.....

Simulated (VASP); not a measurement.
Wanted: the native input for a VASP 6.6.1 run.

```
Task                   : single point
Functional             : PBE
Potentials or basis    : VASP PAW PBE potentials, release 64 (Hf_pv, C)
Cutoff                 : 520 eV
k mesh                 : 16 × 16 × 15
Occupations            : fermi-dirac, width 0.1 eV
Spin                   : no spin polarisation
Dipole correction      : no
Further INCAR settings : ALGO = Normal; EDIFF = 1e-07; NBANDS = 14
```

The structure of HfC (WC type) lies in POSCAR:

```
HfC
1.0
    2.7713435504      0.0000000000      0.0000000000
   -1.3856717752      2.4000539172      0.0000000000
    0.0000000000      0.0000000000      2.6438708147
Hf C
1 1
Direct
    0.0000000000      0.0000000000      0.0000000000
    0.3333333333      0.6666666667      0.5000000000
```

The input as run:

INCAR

.....

### Required action
Nothing in the records may be left out; transcribe all of them exactly.

### Exercise answer
Simulated (VASP); not a measurement.
Wanted: the native input for a VASP 6.6.1 run.

```
Task                   : single point
Functional             : PBE
Potentials or basis    : VASP PAW PBE potentials, release 64 (Hf_pv, C)
Cutoff                 : 520 eV
k mesh                 : 16 × 16 × 15
Occupations            : fermi-dirac, width 0.1 eV
Spin                   : no spin polarisation
Dipole correction      : no
Further INCAR settings : ALGO = Normal; EDIFF = 1e-07; NBANDS = 14
```

The structure of HfC (WC type) lies in POSCAR:

```
HfC
1.0
    2.7713435504      0.0000000000      0.0000000000
   -1.3856717752      2.4000539172      0.0000000000
    0.0000000000      0.0000000000      2.6438708147
Hf C
1 1
Direct
    0.0000000000      0.0000000000      0.0000000000
    0.3333333333      0.6666666667      0.5000000000
```

The input as run:

INCAR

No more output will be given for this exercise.